● **Extracted data**:
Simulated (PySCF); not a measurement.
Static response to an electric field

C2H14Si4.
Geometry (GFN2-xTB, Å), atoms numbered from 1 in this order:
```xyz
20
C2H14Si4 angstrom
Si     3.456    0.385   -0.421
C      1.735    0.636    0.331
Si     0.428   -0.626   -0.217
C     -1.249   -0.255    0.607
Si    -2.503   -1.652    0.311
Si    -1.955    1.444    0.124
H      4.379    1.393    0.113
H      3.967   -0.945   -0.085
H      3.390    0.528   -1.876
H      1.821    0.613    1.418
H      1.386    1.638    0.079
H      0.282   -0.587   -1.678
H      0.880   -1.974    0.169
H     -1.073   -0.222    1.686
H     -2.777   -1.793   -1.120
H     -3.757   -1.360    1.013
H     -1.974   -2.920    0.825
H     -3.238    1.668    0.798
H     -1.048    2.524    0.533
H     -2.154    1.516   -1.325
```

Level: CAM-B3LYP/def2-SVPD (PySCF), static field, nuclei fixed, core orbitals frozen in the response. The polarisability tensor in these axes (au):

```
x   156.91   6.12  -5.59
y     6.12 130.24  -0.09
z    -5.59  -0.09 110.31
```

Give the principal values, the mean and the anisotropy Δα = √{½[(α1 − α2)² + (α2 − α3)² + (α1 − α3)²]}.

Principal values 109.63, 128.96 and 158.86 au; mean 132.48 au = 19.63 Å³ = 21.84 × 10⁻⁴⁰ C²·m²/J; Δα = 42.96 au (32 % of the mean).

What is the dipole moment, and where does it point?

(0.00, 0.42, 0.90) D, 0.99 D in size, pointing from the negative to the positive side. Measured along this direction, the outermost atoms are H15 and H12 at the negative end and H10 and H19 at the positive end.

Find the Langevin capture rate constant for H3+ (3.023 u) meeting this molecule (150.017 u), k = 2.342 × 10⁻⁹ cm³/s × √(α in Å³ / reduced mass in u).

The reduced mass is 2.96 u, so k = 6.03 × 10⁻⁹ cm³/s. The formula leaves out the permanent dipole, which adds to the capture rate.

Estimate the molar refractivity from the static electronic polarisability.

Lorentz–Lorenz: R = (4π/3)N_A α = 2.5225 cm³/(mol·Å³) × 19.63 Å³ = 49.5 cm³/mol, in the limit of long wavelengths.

● **Task item**: Return only the stretch of the material above from the line holding "Principal values 109.63, 128.96" through the line holding "What is the", copied exactly.

● **Written answer**:
Principal values 109.63, 128.96 and 158.86 au; mean 132.48 au = 19.63 Å³ = 21.84 × 10⁻⁴⁰ C²·m²/J; Δα = 42.96 au (32 % of the mean).

What is the dipole moment, and where does it point?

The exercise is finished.